Exactly the lines from the start of the data below through the line containing "A: Band gap" must be returned, and no others.

| DATASET |
============================================================

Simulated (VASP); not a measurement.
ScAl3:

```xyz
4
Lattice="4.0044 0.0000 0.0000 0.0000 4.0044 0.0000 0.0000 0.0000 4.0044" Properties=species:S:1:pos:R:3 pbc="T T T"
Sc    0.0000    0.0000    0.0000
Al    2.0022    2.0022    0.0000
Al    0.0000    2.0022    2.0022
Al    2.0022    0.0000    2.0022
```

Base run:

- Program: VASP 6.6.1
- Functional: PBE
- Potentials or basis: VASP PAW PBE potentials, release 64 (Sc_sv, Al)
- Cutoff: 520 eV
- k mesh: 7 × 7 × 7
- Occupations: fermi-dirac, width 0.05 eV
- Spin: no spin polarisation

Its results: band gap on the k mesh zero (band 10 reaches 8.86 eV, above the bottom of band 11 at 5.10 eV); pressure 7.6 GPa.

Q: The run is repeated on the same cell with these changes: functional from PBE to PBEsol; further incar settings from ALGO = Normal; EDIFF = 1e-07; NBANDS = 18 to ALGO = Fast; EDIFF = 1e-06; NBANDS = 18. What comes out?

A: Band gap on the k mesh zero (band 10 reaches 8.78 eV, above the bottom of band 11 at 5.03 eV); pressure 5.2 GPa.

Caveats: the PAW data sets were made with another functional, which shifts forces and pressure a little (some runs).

============================================================

| REPLY |
Simulated (VASP); not a measurement.
ScAl3:

```xyz
4
Lattice="4.0044 0.0000 0.0000 0.0000 4.0044 0.0000 0.0000 0.0000 4.0044" Properties=species:S:1:pos:R:3 pbc="T T T"
Sc    0.0000    0.0000    0.0000
Al    2.0022    2.0022    0.0000
Al    0.0000    2.0022    2.0022
Al    2.0022    0.0000    2.0022
```

Base run:

- Program: VASP 6.6.1
- Functional: PBE
- Potentials or basis: VASP PAW PBE potentials, release 64 (Sc_sv, Al)
- Cutoff: 520 eV
- k mesh: 7 × 7 × 7
- Occupations: fermi-dirac, width 0.05 eV
- Spin: no spin polarisation

Its results: band gap on the k mesh zero (band 10 reaches 8.86 eV, above the bottom of band 11 at 5.10 eV); pressure 7.6 GPa.

Q: The run is repeated on the same cell with these changes: functional from PBE to PBEsol; further incar settings from ALGO = Normal; EDIFF = 1e-07; NBANDS = 18 to ALGO = Fast; EDIFF = 1e-06; NBANDS = 18. What comes out?

A: Band gap on the k mesh zero (band 10 reaches 8.78 eV, above the bottom of band 11 at 5.03 eV); pressure 5.2 GPa.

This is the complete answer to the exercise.